▶ **WORK ITEM**:
Set down exactly the lines of the records from the top to the line containing "liquid | 0.3973 |"; include both.

▶ **DATA FOR REVIEW**:
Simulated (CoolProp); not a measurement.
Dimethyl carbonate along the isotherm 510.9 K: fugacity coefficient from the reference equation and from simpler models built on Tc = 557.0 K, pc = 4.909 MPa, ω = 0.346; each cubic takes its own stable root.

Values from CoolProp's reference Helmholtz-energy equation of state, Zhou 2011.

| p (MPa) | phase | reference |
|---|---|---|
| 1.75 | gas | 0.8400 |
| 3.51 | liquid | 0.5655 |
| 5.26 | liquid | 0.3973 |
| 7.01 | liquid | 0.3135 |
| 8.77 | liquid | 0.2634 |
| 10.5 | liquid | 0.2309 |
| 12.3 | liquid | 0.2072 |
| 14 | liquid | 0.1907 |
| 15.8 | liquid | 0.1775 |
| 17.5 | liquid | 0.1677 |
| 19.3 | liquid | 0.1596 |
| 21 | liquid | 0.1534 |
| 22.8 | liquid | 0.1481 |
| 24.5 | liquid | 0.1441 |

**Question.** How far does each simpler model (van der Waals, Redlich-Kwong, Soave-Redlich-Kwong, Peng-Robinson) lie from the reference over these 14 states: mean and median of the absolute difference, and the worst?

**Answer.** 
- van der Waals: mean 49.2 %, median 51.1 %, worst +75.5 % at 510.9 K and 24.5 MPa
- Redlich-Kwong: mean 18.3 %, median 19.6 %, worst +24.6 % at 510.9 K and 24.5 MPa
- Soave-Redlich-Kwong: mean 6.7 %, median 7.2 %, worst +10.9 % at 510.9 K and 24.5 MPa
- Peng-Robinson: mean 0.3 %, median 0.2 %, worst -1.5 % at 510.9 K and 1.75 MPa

▶ **RESULT**:
Simulated (CoolProp); not a measurement.
Dimethyl carbonate along the isotherm 510.9 K: fugacity coefficient from the reference equation and from simpler models built on Tc = 557.0 K, pc = 4.909 MPa, ω = 0.346; each cubic takes its own stable root.

Values from CoolProp's reference Helmholtz-energy equation of state, Zhou 2011.

| p (MPa) | phase | reference |
|---|---|---|
| 1.75 | gas | 0.8400 |
| 3.51 | liquid | 0.5655 |
| 5.26 | liquid | 0.3973 |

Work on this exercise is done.